EXERCISE ::
Take the material below and restate it word for word, stopping after the line in which "### Question" occurs.

+ + + + +

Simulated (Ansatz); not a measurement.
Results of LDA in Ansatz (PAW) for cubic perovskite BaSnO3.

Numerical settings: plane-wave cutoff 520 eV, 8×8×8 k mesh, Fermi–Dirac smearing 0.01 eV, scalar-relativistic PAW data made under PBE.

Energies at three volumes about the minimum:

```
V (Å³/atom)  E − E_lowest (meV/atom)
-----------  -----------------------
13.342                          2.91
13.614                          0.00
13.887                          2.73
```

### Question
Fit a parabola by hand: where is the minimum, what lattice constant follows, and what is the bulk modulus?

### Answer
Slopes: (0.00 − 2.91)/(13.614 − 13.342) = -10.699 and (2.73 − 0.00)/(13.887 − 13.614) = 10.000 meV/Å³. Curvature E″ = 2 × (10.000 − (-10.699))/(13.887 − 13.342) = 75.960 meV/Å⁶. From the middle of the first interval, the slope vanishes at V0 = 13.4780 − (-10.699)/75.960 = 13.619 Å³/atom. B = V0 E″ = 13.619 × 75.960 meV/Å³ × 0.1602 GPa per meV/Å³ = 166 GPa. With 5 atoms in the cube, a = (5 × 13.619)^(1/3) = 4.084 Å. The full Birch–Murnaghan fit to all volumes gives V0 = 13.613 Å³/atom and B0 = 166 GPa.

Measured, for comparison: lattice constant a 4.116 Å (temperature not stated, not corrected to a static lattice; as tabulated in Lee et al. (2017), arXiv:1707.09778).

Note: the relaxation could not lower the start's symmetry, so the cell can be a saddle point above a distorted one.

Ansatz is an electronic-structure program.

+ + + + +

ANSWER AREA ::
Simulated (Ansatz); not a measurement.
Results of LDA in Ansatz (PAW) for cubic perovskite BaSnO3.

Numerical settings: plane-wave cutoff 520 eV, 8×8×8 k mesh, Fermi–Dirac smearing 0.01 eV, scalar-relativistic PAW data made under PBE.

Energies at three volumes about the minimum:

```
V (Å³/atom)  E − E_lowest (meV/atom)
-----------  -----------------------
13.342                          2.91
13.614                          0.00
13.887                          2.73
```

### Question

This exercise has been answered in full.